■ MATERIAL PROVIDED ■
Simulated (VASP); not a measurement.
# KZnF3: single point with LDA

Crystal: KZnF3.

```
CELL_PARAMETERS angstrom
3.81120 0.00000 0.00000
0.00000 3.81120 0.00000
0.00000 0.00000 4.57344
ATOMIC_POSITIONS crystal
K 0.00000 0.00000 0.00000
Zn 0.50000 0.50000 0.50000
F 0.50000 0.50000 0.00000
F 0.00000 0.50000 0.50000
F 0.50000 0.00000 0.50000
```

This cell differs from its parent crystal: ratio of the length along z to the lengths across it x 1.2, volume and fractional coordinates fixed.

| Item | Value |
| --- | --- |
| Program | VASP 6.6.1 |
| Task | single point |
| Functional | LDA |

■ ACTION ITEM ■
Every entry shown earlier is to be returned exactly, line for line.

■ ANSWER SECTION ■
Simulated (VASP); not a measurement.
# KZnF3: single point with LDA

Crystal: KZnF3.

```
CELL_PARAMETERS angstrom
3.81120 0.00000 0.00000
0.00000 3.81120 0.00000
0.00000 0.00000 4.57344
ATOMIC_POSITIONS crystal
K 0.00000 0.00000 0.00000
Zn 0.50000 0.50000 0.50000
F 0.50000 0.50000 0.00000
F 0.00000 0.50000 0.50000
F 0.50000 0.00000 0.50000
```

This cell differs from its parent crystal: ratio of the length along z to the lengths across it x 1.2, volume and fractional coordinates fixed.

| Item | Value |
| --- | --- |
| Program | VASP 6.6.1 |
| Task | single point |
| Functional | LDA |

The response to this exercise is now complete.